Material shown below:

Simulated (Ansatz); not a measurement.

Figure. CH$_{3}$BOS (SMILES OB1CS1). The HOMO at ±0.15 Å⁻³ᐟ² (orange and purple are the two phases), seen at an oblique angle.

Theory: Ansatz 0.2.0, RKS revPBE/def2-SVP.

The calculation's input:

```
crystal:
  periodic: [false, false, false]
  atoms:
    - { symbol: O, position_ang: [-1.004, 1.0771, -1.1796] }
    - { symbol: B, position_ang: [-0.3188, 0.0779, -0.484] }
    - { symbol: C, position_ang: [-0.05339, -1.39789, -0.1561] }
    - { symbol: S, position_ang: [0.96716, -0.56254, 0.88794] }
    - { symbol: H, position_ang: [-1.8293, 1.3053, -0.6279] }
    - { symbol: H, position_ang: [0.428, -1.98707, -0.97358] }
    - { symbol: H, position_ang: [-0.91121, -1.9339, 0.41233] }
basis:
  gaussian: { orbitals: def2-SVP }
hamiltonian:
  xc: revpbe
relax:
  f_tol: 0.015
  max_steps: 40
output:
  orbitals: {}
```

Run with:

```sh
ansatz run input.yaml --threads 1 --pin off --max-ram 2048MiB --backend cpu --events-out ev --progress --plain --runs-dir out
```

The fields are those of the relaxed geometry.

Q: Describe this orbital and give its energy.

End of Material shown.

## Activity
All of the records above are to be set down again exactly.

## Task output
Simulated (Ansatz); not a measurement.

Figure. CH$_{3}$BOS (SMILES OB1CS1). The HOMO at ±0.15 Å⁻³ᐟ² (orange and purple are the two phases), seen at an oblique angle.

Theory: Ansatz 0.2.0, RKS revPBE/def2-SVP.

The calculation's input:

```
crystal:
  periodic: [false, false, false]
  atoms:
    - { symbol: O, position_ang: [-1.004, 1.0771, -1.1796] }
    - { symbol: B, position_ang: [-0.3188, 0.0779, -0.484] }
    - { symbol: C, position_ang: [-0.05339, -1.39789, -0.1561] }
    - { symbol: S, position_ang: [0.96716, -0.56254, 0.88794] }
    - { symbol: H, position_ang: [-1.8293, 1.3053, -0.6279] }
    - { symbol: H, position_ang: [0.428, -1.98707, -0.97358] }
    - { symbol: H, position_ang: [-0.91121, -1.9339, 0.41233] }
basis:
  gaussian: { orbitals: def2-SVP }
hamiltonian:
  xc: revpbe
relax:
  f_tol: 0.015
  max_steps: 40
output:
  orbitals: {}
```

Run with:

```sh
ansatz run input.yaml --threads 1 --pin off --max-ram 2048MiB --backend cpu --events-out ev --progress --plain --runs-dir out
```

The fields are those of the relaxed geometry.

Q: Describe this orbital and give its energy.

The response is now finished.